### Data

========================================================================

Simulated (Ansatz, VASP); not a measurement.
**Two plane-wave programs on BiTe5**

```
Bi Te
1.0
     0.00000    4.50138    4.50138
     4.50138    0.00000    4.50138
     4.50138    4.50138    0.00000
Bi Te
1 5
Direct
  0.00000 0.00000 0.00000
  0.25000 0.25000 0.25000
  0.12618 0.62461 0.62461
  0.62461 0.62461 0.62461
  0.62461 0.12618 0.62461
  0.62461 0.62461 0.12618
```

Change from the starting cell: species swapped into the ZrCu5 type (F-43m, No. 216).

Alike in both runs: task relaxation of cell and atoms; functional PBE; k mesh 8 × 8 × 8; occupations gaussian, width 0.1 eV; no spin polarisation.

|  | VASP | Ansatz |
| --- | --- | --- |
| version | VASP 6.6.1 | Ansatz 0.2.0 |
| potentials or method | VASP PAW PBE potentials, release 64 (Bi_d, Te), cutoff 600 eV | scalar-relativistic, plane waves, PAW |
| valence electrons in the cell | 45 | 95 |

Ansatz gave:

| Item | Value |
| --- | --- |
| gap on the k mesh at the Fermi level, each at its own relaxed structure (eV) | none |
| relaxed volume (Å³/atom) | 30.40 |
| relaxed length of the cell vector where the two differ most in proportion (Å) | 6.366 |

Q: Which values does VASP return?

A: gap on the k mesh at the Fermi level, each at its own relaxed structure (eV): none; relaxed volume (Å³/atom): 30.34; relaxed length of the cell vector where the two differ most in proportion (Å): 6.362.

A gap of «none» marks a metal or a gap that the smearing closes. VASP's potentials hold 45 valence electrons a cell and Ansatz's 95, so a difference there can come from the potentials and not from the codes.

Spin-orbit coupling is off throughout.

========================================================================

### Work instruction
Nothing should appear in the answer except the lines above from the line with "(eV) | none |" through the line with "from the codes.", both included, written out exactly.

### Your response
| gap on the k mesh at the Fermi level, each at its own relaxed structure (eV) | none |
| relaxed volume (Å³/atom) | 30.40 |
| relaxed length of the cell vector where the two differ most in proportion (Å) | 6.366 |

Q: Which values does VASP return?

A: gap on the k mesh at the Fermi level, each at its own relaxed structure (eV): none; relaxed volume (Å³/atom): 30.34; relaxed length of the cell vector where the two differ most in proportion (Å): 6.362.

A gap of «none» marks a metal or a gap that the smearing closes. VASP's potentials hold 45 valence electrons a cell and Ansatz's 95, so a difference there can come from the potentials and not from the codes.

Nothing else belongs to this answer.